......

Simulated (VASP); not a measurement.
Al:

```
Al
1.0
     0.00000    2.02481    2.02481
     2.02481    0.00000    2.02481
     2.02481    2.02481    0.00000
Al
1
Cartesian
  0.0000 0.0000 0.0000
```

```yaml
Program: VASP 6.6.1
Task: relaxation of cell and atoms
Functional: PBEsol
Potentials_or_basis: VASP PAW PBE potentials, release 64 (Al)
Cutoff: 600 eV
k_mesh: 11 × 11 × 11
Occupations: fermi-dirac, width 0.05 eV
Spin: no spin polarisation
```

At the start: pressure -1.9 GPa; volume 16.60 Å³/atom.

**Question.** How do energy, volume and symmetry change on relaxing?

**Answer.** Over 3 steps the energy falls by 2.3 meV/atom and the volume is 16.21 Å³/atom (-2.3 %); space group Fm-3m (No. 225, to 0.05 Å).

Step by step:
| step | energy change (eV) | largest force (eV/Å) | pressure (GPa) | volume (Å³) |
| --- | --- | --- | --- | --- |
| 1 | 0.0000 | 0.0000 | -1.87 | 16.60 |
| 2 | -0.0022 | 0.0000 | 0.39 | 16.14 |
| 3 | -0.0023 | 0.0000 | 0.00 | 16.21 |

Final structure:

......

Action item — The response should be the listing above, limited to the lines between the one holding "-1.87 | 16.60 |" and the one holding "0.00 | 16.21 |", inclusive, reproduced exactly.

Worked solution —
| 1 | 0.0000 | 0.0000 | -1.87 | 16.60 |
| 2 | -0.0022 | 0.0000 | 0.39 | 16.14 |
| 3 | -0.0023 | 0.0000 | 0.00 | 16.21 |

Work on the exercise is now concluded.